_ASSIGNED TASK_
Every record listed below should be copied exactly.

[[ PROVIDED INFORMATION, beginning ]]

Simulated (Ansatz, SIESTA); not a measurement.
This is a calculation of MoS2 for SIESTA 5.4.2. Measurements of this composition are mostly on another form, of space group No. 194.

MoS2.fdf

[[ PROVIDED INFORMATION, end ]]

_REPLY_
Simulated (Ansatz, SIESTA); not a measurement.
This is a calculation of MoS2 for SIESTA 5.4.2. Measurements of this composition are mostly on another form, of space group No. 194.

MoS2.fdf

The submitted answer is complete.